********

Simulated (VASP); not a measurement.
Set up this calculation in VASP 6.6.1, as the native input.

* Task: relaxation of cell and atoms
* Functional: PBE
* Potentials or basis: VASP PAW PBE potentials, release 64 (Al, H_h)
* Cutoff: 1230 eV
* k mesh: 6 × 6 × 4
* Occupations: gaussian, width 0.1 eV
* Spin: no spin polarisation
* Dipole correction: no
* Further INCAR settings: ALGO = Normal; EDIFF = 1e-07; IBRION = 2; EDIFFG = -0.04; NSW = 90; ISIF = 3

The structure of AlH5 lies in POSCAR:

********

• [Work item] Every entry needs to be retyped exactly.

• [Task result]
Simulated (VASP); not a measurement.
Set up this calculation in VASP 6.6.1, as the native input.

* Task: relaxation of cell and atoms
* Functional: PBE
* Potentials or basis: VASP PAW PBE potentials, release 64 (Al, H_h)
* Cutoff: 1230 eV
* k mesh: 6 × 6 × 4
* Occupations: gaussian, width 0.1 eV
* Spin: no spin polarisation
* Dipole correction: no
* Further INCAR settings: ALGO = Normal; EDIFF = 1e-07; IBRION = 2; EDIFFG = -0.04; NSW = 90; ISIF = 3

The structure of AlH5 lies in POSCAR:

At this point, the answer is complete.